+++ Supplied records +++

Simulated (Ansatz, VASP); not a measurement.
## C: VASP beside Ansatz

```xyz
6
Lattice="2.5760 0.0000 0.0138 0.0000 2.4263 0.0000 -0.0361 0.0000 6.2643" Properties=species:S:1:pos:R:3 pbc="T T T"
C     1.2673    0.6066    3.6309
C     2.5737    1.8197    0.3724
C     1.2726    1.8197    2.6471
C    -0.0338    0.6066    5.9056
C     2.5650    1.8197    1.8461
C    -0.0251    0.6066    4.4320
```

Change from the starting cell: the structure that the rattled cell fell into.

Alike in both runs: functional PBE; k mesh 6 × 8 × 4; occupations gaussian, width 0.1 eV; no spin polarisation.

+++

Each line above is to be repeated exactly.

Simulated (Ansatz, VASP); not a measurement.
## C: VASP beside Ansatz

```xyz
6
Lattice="2.5760 0.0000 0.0138 0.0000 2.4263 0.0000 -0.0361 0.0000 6.2643" Properties=species:S:1:pos:R:3 pbc="T T T"
C     1.2673    0.6066    3.6309
C     2.5737    1.8197    0.3724
C     1.2726    1.8197    2.6471
C    -0.0338    0.6066    5.9056
C     2.5650    1.8197    1.8461
C    -0.0251    0.6066    4.4320
```

Change from the starting cell: the structure that the rattled cell fell into.

Alike in both runs: functional PBE; k mesh 6 × 8 × 4; occupations gaussian, width 0.1 eV; no spin polarisation.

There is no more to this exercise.